- Work order -
Word for word, restate the entries that follow.

- Listed entries -
------------------------------------------------------------------------
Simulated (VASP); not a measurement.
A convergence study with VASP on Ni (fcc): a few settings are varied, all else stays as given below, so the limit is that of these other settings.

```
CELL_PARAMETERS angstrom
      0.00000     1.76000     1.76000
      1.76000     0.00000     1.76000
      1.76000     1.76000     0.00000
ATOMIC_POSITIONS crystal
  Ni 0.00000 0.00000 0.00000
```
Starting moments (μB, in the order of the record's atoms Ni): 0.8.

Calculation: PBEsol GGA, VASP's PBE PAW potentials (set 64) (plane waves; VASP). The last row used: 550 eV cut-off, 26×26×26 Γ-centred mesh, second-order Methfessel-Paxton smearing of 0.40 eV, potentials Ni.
------------------------------------------------------------------------

- Exercise result -
Simulated (VASP); not a measurement.
A convergence study with VASP on Ni (fcc): a few settings are varied, all else stays as given below, so the limit is that of these other settings.

```
CELL_PARAMETERS angstrom
      0.00000     1.76000     1.76000
      1.76000     0.00000     1.76000
      1.76000     1.76000     0.00000
ATOMIC_POSITIONS crystal
  Ni 0.00000 0.00000 0.00000
```
Starting moments (μB, in the order of the record's atoms Ni): 0.8.

Calculation: PBEsol GGA, VASP's PBE PAW potentials (set 64) (plane waves; VASP). The last row used: 550 eV cut-off, 26×26×26 Γ-centred mesh, second-order Methfessel-Paxton smearing of 0.40 eV, potentials Ni.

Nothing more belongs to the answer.